## Data for analysis

►

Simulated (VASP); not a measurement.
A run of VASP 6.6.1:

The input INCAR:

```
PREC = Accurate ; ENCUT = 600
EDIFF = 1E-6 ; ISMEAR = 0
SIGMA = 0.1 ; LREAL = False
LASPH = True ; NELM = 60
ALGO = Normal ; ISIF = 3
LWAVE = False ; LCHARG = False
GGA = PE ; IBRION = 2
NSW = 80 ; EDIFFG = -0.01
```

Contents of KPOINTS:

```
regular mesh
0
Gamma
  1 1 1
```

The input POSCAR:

◄

## Exercise
Once you have read the listing above, set it down again without alteration.

## Exercise answer
Simulated (VASP); not a measurement.
A run of VASP 6.6.1:

The input INCAR:

```
PREC = Accurate ; ENCUT = 600
EDIFF = 1E-6 ; ISMEAR = 0
SIGMA = 0.1 ; LREAL = False
LASPH = True ; NELM = 60
ALGO = Normal ; ISIF = 3
LWAVE = False ; LCHARG = False
GGA = PE ; IBRION = 2
NSW = 80 ; EDIFFG = -0.01
```

Contents of KPOINTS:

```
regular mesh
0
Gamma
  1 1 1
```

The input POSCAR:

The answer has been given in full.